Would you restate the entries below word for word, starting at the first line and ending with the one that has "What did VASP give for the same quantities?"?

● ● ● ● ● ● ●

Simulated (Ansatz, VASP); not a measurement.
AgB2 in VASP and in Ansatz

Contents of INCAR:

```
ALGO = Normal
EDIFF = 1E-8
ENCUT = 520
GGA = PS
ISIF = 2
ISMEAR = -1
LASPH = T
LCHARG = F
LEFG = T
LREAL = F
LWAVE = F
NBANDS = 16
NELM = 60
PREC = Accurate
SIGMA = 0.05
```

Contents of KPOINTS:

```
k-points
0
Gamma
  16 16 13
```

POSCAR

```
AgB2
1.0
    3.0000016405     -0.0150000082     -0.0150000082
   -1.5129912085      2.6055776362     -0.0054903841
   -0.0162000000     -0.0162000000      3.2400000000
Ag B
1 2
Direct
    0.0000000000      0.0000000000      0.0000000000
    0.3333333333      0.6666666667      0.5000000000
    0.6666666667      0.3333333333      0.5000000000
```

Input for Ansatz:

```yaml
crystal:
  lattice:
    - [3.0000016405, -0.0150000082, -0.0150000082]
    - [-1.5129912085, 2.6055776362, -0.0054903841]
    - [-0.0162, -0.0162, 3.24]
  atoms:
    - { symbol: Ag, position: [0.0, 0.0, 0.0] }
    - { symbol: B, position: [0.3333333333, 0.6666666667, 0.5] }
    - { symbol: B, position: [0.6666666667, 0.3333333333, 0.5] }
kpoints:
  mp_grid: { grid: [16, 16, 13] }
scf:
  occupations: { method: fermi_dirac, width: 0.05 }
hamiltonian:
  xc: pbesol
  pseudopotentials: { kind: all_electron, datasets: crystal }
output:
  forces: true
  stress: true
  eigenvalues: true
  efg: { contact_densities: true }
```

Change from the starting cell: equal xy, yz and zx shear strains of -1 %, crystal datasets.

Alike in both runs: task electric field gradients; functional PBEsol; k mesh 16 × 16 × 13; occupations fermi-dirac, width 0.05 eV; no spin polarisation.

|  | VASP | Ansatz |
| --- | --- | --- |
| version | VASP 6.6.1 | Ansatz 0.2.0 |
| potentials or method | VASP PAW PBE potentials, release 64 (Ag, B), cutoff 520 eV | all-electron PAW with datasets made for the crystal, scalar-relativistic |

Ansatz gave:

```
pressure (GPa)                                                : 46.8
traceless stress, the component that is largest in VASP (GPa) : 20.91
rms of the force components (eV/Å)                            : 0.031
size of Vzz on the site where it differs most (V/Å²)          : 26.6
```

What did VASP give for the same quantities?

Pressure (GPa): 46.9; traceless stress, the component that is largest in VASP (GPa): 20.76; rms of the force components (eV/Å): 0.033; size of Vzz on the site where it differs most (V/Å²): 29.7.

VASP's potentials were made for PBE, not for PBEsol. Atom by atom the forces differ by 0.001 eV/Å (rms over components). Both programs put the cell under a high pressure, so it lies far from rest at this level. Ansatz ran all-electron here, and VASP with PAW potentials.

● ● ● ● ● ● ●

◆ Expected answer ◆
Simulated (Ansatz, VASP); not a measurement.
AgB2 in VASP and in Ansatz

Contents of INCAR:

```
ALGO = Normal
EDIFF = 1E-8
ENCUT = 520
GGA = PS
ISIF = 2
ISMEAR = -1
LASPH = T
LCHARG = F
LEFG = T
LREAL = F
LWAVE = F
NBANDS = 16
NELM = 60
PREC = Accurate
SIGMA = 0.05
```

Contents of KPOINTS:

```
k-points
0
Gamma
  16 16 13
```

POSCAR

```
AgB2
1.0
    3.0000016405     -0.0150000082     -0.0150000082
   -1.5129912085      2.6055776362     -0.0054903841
   -0.0162000000     -0.0162000000      3.2400000000
Ag B
1 2
Direct
    0.0000000000      0.0000000000      0.0000000000
    0.3333333333      0.6666666667      0.5000000000
    0.6666666667      0.3333333333      0.5000000000
```

Input for Ansatz:

```yaml
crystal:
  lattice:
    - [3.0000016405, -0.0150000082, -0.0150000082]
    - [-1.5129912085, 2.6055776362, -0.0054903841]
    - [-0.0162, -0.0162, 3.24]
  atoms:
    - { symbol: Ag, position: [0.0, 0.0, 0.0] }
    - { symbol: B, position: [0.3333333333, 0.6666666667, 0.5] }
    - { symbol: B, position: [0.6666666667, 0.3333333333, 0.5] }
kpoints:
  mp_grid: { grid: [16, 16, 13] }
scf:
  occupations: { method: fermi_dirac, width: 0.05 }
hamiltonian:
  xc: pbesol
  pseudopotentials: { kind: all_electron, datasets: crystal }
output:
  forces: true
  stress: true
  eigenvalues: true
  efg: { contact_densities: true }
```

Change from the starting cell: equal xy, yz and zx shear strains of -1 %, crystal datasets.

Alike in both runs: task electric field gradients; functional PBEsol; k mesh 16 × 16 × 13; occupations fermi-dirac, width 0.05 eV; no spin polarisation.

|  | VASP | Ansatz |
| --- | --- | --- |
| version | VASP 6.6.1 | Ansatz 0.2.0 |
| potentials or method | VASP PAW PBE potentials, release 64 (Ag, B), cutoff 520 eV | all-electron PAW with datasets made for the crystal, scalar-relativistic |

Ansatz gave:

```
pressure (GPa)                                                : 46.8
traceless stress, the component that is largest in VASP (GPa) : 20.91
rms of the force components (eV/Å)                            : 0.031
size of Vzz on the site where it differs most (V/Å²)          : 26.6
```

What did VASP give for the same quantities?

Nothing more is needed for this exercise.